Every entry below must appear again, exactly as written.

** SOURCE INFORMATION follows **
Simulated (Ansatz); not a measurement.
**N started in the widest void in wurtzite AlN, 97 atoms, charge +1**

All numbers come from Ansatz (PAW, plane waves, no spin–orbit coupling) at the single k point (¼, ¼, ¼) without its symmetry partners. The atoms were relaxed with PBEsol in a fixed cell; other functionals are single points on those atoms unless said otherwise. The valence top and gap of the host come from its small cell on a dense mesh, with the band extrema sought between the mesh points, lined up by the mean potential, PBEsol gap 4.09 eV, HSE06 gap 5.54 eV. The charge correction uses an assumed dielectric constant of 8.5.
** End of SOURCE INFORMATION **

WRITTEN ANSWER:
Simulated (Ansatz); not a measurement.
**N started in the widest void in wurtzite AlN, 97 atoms, charge +1**

All numbers come from Ansatz (PAW, plane waves, no spin–orbit coupling) at the single k point (¼, ¼, ¼) without its symmetry partners. The atoms were relaxed with PBEsol in a fixed cell; other functionals are single points on those atoms unless said otherwise. The valence top and gap of the host come from its small cell on a dense mesh, with the band extrema sought between the mesh points, lined up by the mean potential, PBEsol gap 4.09 eV, HSE06 gap 5.54 eV. The charge correction uses an assumed dielectric constant of 8.5.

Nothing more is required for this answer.